▸ WORK REQUEST:
Repeat exactly, please, the opening lines of the data below, through and including the line where "Settings of every" sits.

PROVIDED INFORMATION: Begin
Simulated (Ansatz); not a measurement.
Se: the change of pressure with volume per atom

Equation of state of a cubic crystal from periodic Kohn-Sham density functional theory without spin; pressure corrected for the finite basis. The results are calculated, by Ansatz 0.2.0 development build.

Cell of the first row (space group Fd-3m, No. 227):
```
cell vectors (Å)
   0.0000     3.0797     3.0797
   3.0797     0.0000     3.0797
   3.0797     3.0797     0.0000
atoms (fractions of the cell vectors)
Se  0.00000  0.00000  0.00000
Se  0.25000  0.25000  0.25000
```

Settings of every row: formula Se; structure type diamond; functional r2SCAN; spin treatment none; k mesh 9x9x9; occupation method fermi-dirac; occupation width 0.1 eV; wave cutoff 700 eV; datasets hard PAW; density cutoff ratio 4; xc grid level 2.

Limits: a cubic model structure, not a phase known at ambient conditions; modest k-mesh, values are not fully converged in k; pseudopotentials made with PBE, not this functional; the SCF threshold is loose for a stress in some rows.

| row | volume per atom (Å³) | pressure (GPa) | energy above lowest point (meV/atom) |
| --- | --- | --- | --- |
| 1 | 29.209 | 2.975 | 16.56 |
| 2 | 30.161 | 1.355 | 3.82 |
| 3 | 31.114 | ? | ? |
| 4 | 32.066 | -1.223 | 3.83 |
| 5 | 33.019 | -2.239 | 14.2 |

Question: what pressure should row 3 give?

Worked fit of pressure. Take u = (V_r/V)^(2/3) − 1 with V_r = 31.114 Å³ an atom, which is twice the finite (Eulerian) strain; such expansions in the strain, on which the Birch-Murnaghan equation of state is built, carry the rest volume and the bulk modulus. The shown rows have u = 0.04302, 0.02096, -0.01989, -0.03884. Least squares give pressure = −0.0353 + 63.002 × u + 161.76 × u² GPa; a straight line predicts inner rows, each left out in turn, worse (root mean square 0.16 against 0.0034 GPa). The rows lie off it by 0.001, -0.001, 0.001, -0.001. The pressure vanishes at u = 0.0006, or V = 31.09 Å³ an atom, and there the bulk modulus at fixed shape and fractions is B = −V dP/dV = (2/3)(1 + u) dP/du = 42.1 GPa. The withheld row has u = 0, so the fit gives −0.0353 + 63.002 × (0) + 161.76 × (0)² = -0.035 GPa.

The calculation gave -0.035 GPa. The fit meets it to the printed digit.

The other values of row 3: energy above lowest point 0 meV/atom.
PROVIDED INFORMATION: End

▸ EXERCISE SOLUTION:
Simulated (Ansatz); not a measurement.
Se: the change of pressure with volume per atom

Equation of state of a cubic crystal from periodic Kohn-Sham density functional theory without spin; pressure corrected for the finite basis. The results are calculated, by Ansatz 0.2.0 development build.

Cell of the first row (space group Fd-3m, No. 227):
```
cell vectors (Å)
   0.0000     3.0797     3.0797
   3.0797     0.0000     3.0797
   3.0797     3.0797     0.0000
atoms (fractions of the cell vectors)
Se  0.00000  0.00000  0.00000
Se  0.25000  0.25000  0.25000
```

Settings of every row: formula Se; structure type diamond; functional r2SCAN; spin treatment none; k mesh 9x9x9; occupation method fermi-dirac; occupation width 0.1 eV; wave cutoff 700 eV; datasets hard PAW; density cutoff ratio 4; xc grid level 2.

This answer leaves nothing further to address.